========

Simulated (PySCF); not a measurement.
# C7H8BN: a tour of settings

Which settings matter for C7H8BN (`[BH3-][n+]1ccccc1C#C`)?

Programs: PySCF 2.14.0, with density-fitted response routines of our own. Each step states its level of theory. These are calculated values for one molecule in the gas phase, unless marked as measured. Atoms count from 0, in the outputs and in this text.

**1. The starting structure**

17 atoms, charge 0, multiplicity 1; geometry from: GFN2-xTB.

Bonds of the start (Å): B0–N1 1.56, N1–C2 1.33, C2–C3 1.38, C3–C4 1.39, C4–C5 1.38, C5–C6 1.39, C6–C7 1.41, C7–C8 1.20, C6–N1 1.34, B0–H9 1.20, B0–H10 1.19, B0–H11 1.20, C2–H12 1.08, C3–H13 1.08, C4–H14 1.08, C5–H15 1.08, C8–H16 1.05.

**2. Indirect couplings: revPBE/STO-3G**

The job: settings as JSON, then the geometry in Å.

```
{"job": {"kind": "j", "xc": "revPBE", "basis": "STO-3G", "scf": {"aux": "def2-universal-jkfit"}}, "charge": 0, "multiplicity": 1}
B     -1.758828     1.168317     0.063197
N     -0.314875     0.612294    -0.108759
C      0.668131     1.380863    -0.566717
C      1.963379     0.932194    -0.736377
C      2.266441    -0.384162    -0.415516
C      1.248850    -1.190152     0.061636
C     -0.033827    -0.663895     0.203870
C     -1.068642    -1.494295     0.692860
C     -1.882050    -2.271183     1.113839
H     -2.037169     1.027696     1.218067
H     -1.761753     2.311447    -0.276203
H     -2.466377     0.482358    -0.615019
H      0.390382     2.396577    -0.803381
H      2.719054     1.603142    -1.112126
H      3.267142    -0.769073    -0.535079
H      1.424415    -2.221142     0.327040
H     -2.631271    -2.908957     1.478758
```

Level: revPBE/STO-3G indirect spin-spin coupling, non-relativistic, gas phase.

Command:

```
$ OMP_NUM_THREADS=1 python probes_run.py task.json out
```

========

**Brief:**
Your reply must contain exactly the lines from the first line of the data through the line holding "Which settings matter", and nothing more.

**Task output:**
Simulated (PySCF); not a measurement.
# C7H8BN: a tour of settings

Which settings matter for C7H8BN (`[BH3-][n+]1ccccc1C#C`)?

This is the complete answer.